Brief: Begin with the first line of the entries below and reproduce each line exactly, ending with the line that holds "Solution. Zero (bands".

Excerpted records:
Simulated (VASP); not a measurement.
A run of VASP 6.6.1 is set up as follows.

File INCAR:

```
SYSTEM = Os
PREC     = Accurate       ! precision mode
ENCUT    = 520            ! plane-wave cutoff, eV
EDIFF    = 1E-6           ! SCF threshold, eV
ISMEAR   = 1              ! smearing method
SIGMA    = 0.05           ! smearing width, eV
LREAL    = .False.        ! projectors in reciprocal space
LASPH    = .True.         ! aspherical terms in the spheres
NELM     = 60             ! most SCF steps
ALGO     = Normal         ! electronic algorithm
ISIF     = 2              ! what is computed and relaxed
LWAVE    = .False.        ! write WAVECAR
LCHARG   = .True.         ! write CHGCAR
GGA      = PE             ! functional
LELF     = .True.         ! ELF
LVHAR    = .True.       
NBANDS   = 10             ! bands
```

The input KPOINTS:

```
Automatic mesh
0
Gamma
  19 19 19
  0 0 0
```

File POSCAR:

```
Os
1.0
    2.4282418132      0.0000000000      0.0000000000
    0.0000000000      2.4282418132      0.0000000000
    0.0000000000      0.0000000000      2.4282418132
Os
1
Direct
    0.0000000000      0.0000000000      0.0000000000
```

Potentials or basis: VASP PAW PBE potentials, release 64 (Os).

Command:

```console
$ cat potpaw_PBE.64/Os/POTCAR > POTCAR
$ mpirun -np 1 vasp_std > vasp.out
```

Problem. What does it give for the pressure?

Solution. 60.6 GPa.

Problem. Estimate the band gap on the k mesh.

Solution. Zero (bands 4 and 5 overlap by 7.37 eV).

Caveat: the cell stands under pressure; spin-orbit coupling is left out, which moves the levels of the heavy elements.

Exercise result:
Simulated (VASP); not a measurement.
A run of VASP 6.6.1 is set up as follows.

File INCAR:

```
SYSTEM = Os
PREC     = Accurate       ! precision mode
ENCUT    = 520            ! plane-wave cutoff, eV
EDIFF    = 1E-6           ! SCF threshold, eV
ISMEAR   = 1              ! smearing method
SIGMA    = 0.05           ! smearing width, eV
LREAL    = .False.        ! projectors in reciprocal space
LASPH    = .True.         ! aspherical terms in the spheres
NELM     = 60             ! most SCF steps
ALGO     = Normal         ! electronic algorithm
ISIF     = 2              ! what is computed and relaxed
LWAVE    = .False.        ! write WAVECAR
LCHARG   = .True.         ! write CHGCAR
GGA      = PE             ! functional
LELF     = .True.         ! ELF
LVHAR    = .True.       
NBANDS   = 10             ! bands
```

The input KPOINTS:

```
Automatic mesh
0
Gamma
  19 19 19
  0 0 0
```

File POSCAR:

```
Os
1.0
    2.4282418132      0.0000000000      0.0000000000
    0.0000000000      2.4282418132      0.0000000000
    0.0000000000      0.0000000000      2.4282418132
Os
1
Direct
    0.0000000000      0.0000000000      0.0000000000
```

Potentials or basis: VASP PAW PBE potentials, release 64 (Os).

Command:

```console
$ cat potpaw_PBE.64/Os/POTCAR > POTCAR
$ mpirun -np 1 vasp_std > vasp.out
```

Problem. What does it give for the pressure?

Solution. 60.6 GPa.

Problem. Estimate the band gap on the k mesh.

Solution. Zero (bands 4 and 5 overlap by 7.37 eV).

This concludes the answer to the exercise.